════════════════════
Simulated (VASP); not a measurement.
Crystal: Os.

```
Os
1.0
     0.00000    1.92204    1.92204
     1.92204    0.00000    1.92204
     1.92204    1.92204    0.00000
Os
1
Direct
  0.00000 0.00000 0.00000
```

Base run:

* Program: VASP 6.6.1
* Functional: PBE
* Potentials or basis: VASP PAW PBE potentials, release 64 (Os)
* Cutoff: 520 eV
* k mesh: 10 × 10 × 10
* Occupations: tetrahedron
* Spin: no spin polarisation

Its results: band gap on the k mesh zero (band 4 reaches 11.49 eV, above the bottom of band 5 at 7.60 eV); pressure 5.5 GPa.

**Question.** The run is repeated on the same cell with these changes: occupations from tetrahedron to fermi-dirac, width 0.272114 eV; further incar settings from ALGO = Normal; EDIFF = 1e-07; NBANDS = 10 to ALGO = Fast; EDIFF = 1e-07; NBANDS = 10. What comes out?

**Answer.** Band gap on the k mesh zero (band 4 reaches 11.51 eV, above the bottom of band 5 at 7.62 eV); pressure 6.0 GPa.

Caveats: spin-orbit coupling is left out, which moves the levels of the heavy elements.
════════════════════

Exercise: Copy out the records above without altering anything.

Exercise result:
Simulated (VASP); not a measurement.
Crystal: Os.

```
Os
1.0
     0.00000    1.92204    1.92204
     1.92204    0.00000    1.92204
     1.92204    1.92204    0.00000
Os
1
Direct
  0.00000 0.00000 0.00000
```

Base run:

* Program: VASP 6.6.1
* Functional: PBE
* Potentials or basis: VASP PAW PBE potentials, release 64 (Os)
* Cutoff: 520 eV
* k mesh: 10 × 10 × 10
* Occupations: tetrahedron
* Spin: no spin polarisation

Its results: band gap on the k mesh zero (band 4 reaches 11.49 eV, above the bottom of band 5 at 7.60 eV); pressure 5.5 GPa.

**Question.** The run is repeated on the same cell with these changes: occupations from tetrahedron to fermi-dirac, width 0.272114 eV; further incar settings from ALGO = Normal; EDIFF = 1e-07; NBANDS = 10 to ALGO = Fast; EDIFF = 1e-07; NBANDS = 10. What comes out?

**Answer.** Band gap on the k mesh zero (band 4 reaches 11.51 eV, above the bottom of band 5 at 7.62 eV); pressure 6.0 GPa.

Caveats: spin-orbit coupling is left out, which moves the levels of the heavy elements.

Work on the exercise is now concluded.